DATA FOR ANALYSIS:
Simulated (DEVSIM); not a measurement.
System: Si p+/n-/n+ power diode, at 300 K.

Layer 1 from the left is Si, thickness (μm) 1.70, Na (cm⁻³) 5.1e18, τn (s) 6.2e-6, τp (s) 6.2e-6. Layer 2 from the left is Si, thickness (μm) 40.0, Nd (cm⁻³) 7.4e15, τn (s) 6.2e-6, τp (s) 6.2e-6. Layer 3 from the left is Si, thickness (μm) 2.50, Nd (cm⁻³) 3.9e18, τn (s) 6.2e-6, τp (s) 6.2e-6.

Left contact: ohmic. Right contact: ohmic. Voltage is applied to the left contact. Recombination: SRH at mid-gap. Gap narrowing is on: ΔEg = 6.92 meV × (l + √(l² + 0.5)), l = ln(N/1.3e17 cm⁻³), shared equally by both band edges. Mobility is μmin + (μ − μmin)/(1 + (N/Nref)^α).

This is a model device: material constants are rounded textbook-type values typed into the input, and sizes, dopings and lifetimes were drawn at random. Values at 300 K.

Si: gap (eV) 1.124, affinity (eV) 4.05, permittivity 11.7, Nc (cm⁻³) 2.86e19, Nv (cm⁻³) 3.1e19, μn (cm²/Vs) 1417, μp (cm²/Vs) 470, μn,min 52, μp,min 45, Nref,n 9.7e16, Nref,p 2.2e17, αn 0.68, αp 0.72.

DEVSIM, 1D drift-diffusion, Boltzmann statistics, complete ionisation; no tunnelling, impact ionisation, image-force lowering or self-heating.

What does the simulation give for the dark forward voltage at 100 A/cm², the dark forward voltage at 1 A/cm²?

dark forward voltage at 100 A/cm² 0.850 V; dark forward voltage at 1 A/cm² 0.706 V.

ACTIVITY:
Retype, in the same exact form, the lines of the material above from the line holding "DEVSIM, 1D drift-diffusion, Boltzmann" through the line holding "What does the".

YOUR SOLUTION:
DEVSIM, 1D drift-diffusion, Boltzmann statistics, complete ionisation; no tunnelling, impact ionisation, image-force lowering or self-heating.

What does the simulation give for the dark forward voltage at 100 A/cm², the dark forward voltage at 1 A/cm²?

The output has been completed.